SUPPLIED DATA Block Start

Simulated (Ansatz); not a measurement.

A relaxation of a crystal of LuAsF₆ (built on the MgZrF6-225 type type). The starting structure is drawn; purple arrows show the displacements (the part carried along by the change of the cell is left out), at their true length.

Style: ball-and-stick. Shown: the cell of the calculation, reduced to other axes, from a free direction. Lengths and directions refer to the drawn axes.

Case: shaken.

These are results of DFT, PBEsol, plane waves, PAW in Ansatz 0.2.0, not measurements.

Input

SUPPLIED DATA Block End

■ WORK TASK ■
Each of the entries must be set down exactly, none omitted.

■ WRITTEN SOLUTION ■
Simulated (Ansatz); not a measurement.

A relaxation of a crystal of LuAsF₆ (built on the MgZrF6-225 type type). The starting structure is drawn; purple arrows show the displacements (the part carried along by the change of the cell is left out), at their true length.

Style: ball-and-stick. Shown: the cell of the calculation, reduced to other axes, from a free direction. Lengths and directions refer to the drawn axes.

Case: shaken.

These are results of DFT, PBEsol, plane waves, PAW in Ansatz 0.2.0, not measurements.

Input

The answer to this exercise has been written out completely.